Work order:
Word for word, transcribe the material below from its first line to the line with "Level of theory: Ansatz", both included.

Provided information:
━━━━━━━━━━━━━━━━━━━━
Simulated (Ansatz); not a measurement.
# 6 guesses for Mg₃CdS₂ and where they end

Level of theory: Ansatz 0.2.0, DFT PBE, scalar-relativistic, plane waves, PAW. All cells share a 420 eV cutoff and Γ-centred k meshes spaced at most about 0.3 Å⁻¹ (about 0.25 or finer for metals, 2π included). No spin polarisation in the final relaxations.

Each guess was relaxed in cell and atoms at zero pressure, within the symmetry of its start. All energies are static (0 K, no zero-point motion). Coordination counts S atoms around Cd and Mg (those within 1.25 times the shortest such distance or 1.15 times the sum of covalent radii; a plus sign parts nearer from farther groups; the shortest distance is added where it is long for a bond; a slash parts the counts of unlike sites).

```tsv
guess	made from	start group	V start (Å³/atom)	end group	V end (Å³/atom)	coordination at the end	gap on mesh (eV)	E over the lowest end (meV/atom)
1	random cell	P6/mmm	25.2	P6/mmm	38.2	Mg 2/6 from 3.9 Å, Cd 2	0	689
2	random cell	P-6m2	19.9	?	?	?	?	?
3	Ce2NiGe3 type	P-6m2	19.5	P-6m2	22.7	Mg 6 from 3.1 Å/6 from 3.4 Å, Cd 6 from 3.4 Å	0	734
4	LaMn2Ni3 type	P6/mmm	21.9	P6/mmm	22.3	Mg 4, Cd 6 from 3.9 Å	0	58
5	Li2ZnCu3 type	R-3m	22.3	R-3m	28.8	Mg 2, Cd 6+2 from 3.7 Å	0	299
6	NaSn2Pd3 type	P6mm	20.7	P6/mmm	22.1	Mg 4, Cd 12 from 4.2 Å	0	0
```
━━━━━━━━━━━━━━━━━━━━

Task result:
Simulated (Ansatz); not a measurement.
# 6 guesses for Mg₃CdS₂ and where they end

Level of theory: Ansatz 0.2.0, DFT PBE, scalar-relativistic, plane waves, PAW. All cells share a 420 eV cutoff and Γ-centred k meshes spaced at most about 0.3 Å⁻¹ (about 0.25 or finer for metals, 2π included). No spin polarisation in the final relaxations.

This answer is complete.